Requirement:
Copy the listing below line for line, from its opening line to the one with "Result: (a) 4.14; (b) 9.4; (c) -2.7.", both included; stop there.

Supplied entries:
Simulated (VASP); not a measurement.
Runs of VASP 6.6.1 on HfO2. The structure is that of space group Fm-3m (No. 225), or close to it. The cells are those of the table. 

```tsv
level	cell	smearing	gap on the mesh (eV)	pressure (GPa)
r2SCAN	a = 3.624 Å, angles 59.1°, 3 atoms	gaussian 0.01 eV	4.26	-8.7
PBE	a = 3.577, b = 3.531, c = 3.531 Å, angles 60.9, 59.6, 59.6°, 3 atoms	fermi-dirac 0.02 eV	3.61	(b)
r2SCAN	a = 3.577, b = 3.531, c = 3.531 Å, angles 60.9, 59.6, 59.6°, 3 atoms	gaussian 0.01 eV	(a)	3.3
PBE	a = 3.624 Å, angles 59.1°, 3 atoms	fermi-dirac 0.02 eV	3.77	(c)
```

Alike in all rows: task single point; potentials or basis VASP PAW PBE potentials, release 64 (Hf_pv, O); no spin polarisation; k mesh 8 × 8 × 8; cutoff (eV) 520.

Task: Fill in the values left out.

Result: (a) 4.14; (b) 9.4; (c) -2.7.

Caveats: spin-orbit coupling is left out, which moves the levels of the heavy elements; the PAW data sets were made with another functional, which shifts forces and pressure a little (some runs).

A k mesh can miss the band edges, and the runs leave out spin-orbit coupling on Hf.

Written solution:
Simulated (VASP); not a measurement.
Runs of VASP 6.6.1 on HfO2. The structure is that of space group Fm-3m (No. 225), or close to it. The cells are those of the table. 

```tsv
level	cell	smearing	gap on the mesh (eV)	pressure (GPa)
r2SCAN	a = 3.624 Å, angles 59.1°, 3 atoms	gaussian 0.01 eV	4.26	-8.7
PBE	a = 3.577, b = 3.531, c = 3.531 Å, angles 60.9, 59.6, 59.6°, 3 atoms	fermi-dirac 0.02 eV	3.61	(b)
r2SCAN	a = 3.577, b = 3.531, c = 3.531 Å, angles 60.9, 59.6, 59.6°, 3 atoms	gaussian 0.01 eV	(a)	3.3
PBE	a = 3.624 Å, angles 59.1°, 3 atoms	fermi-dirac 0.02 eV	3.77	(c)
```

Alike in all rows: task single point; potentials or basis VASP PAW PBE potentials, release 64 (Hf_pv, O); no spin polarisation; k mesh 8 × 8 × 8; cutoff (eV) 520.

Task: Fill in the values left out.

Result: (a) 4.14; (b) 9.4; (c) -2.7.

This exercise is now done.